Action item
Where the listing below reaches the line containing "ω_LO = ω_TO √(ε0/ε∞) = 79 cm⁻¹.", start writing out lines exactly, and stop once the line containing "The cell was" has been written.

Provided records
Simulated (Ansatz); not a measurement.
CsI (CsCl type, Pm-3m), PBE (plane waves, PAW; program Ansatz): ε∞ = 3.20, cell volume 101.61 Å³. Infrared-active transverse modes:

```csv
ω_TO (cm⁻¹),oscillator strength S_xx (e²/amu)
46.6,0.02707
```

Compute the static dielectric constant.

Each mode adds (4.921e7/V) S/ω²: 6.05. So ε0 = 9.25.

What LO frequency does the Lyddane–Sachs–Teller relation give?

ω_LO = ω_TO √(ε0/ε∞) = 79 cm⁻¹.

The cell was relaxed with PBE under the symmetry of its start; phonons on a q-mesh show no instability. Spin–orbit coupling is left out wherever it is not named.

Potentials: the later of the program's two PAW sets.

Exercise answer
ω_LO = ω_TO √(ε0/ε∞) = 79 cm⁻¹.

The cell was relaxed with PBE under the symmetry of its start; phonons on a q-mesh show no instability. Spin–orbit coupling is left out wherever it is not named.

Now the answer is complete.